ACTIVITY » Nothing in the records should differ when you write them out again.

● ● ● ● ● ● ●
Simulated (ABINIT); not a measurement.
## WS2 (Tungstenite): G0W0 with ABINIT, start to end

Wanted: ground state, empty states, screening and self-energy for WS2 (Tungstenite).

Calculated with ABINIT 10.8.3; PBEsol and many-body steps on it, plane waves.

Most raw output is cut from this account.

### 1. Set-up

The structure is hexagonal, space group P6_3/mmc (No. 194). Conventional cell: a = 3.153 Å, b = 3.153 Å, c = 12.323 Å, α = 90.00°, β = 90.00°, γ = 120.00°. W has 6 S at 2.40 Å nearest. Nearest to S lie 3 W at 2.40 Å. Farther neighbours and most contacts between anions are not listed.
● ● ● ● ● ● ●

WRITTEN REPLY »
Simulated (ABINIT); not a measurement.
## WS2 (Tungstenite): G0W0 with ABINIT, start to end

Wanted: ground state, empty states, screening and self-energy for WS2 (Tungstenite).

Calculated with ABINIT 10.8.3; PBEsol and many-body steps on it, plane waves.

Most raw output is cut from this account.

### 1. Set-up

The structure is hexagonal, space group P6_3/mmc (No. 194). Conventional cell: a = 3.153 Å, b = 3.153 Å, c = 12.323 Å, α = 90.00°, β = 90.00°, γ = 120.00°. W has 6 S at 2.40 Å nearest. Nearest to S lie 3 W at 2.40 Å. Farther neighbours and most contacts between anions are not listed.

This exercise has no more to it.